Content starts
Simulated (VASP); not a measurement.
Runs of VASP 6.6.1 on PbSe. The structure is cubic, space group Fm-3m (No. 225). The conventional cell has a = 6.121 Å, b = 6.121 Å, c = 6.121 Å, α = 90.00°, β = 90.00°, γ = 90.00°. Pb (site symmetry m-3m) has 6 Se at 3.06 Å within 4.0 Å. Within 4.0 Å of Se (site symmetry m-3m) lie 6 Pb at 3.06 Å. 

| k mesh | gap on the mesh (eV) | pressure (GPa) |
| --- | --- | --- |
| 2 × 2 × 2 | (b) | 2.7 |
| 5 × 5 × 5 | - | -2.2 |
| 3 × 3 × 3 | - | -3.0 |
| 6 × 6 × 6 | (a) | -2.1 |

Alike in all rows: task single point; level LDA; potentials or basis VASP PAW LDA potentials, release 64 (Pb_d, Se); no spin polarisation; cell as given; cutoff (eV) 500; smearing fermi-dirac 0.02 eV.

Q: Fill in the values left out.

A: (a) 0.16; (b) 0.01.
Content ends

**WORK TASK:** What is needed is a word-for-word copy of the records.

**RESPONSE BOX:**
Simulated (VASP); not a measurement.
Runs of VASP 6.6.1 on PbSe. The structure is cubic, space group Fm-3m (No. 225). The conventional cell has a = 6.121 Å, b = 6.121 Å, c = 6.121 Å, α = 90.00°, β = 90.00°, γ = 90.00°. Pb (site symmetry m-3m) has 6 Se at 3.06 Å within 4.0 Å. Within 4.0 Å of Se (site symmetry m-3m) lie 6 Pb at 3.06 Å. 

| k mesh | gap on the mesh (eV) | pressure (GPa) |
| --- | --- | --- |
| 2 × 2 × 2 | (b) | 2.7 |
| 5 × 5 × 5 | - | -2.2 |
| 3 × 3 × 3 | - | -3.0 |
| 6 × 6 × 6 | (a) | -2.1 |

Alike in all rows: task single point; level LDA; potentials or basis VASP PAW LDA potentials, release 64 (Pb_d, Se); no spin polarisation; cell as given; cutoff (eV) 500; smearing fermi-dirac 0.02 eV.

Q: Fill in the values left out.

A: (a) 0.16; (b) 0.01.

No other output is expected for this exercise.